» **Assigned task**: Will you write out all the entries below exactly?

» **Material supplied**:
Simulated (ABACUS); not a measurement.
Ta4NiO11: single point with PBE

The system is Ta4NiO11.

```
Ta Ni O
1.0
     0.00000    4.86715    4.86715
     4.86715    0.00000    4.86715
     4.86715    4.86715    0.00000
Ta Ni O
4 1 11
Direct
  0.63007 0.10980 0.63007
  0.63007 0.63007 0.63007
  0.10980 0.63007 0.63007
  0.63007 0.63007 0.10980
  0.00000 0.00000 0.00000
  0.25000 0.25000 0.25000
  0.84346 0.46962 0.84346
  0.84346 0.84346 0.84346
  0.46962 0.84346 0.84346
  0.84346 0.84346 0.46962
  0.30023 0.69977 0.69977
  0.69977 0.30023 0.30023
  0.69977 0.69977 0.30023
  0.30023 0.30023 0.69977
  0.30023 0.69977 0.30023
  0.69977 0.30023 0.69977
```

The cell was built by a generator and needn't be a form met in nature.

» **Result**:
Simulated (ABACUS); not a measurement.
Ta4NiO11: single point with PBE

The system is Ta4NiO11.

```
Ta Ni O
1.0
     0.00000    4.86715    4.86715
     4.86715    0.00000    4.86715
     4.86715    4.86715    0.00000
Ta Ni O
4 1 11
Direct
  0.63007 0.10980 0.63007
  0.63007 0.63007 0.63007
  0.10980 0.63007 0.63007
  0.63007 0.63007 0.10980
  0.00000 0.00000 0.00000
  0.25000 0.25000 0.25000
  0.84346 0.46962 0.84346
  0.84346 0.84346 0.84346
  0.46962 0.84346 0.84346
  0.84346 0.84346 0.46962
  0.30023 0.69977 0.69977
  0.69977 0.30023 0.30023
  0.69977 0.69977 0.30023
  0.30023 0.30023 0.69977
  0.30023 0.69977 0.30023
  0.69977 0.30023 0.69977
```

The cell was built by a generator and needn't be a form met in nature.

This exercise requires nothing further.